- **Action item**
Once you find the line with "# MnZn: VASP beside Ansatz" in the data that follows, repeat it and every line after it exactly, through the line with "Alike in both".

***** Supplied records

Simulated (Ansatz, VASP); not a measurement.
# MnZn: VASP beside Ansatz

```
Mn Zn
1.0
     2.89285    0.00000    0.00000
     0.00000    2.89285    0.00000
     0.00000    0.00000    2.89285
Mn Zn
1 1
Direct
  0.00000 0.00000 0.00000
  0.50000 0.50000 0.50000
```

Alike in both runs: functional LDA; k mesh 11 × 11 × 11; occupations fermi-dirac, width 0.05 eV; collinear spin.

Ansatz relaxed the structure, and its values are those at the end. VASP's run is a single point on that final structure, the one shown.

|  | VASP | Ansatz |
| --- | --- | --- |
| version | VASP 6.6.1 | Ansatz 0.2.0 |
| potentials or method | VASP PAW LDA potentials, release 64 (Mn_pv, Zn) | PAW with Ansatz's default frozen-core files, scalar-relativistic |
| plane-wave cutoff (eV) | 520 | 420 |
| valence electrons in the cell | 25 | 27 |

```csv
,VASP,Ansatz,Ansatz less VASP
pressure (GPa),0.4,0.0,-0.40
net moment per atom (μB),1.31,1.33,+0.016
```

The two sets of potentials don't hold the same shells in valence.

**********

- **Problem solution**
# MnZn: VASP beside Ansatz

```
Mn Zn
1.0
     2.89285    0.00000    0.00000
     0.00000    2.89285    0.00000
     0.00000    0.00000    2.89285
Mn Zn
1 1
Direct
  0.00000 0.00000 0.00000
  0.50000 0.50000 0.50000
```

Alike in both runs: functional LDA; k mesh 11 × 11 × 11; occupations fermi-dirac, width 0.05 eV; collinear spin.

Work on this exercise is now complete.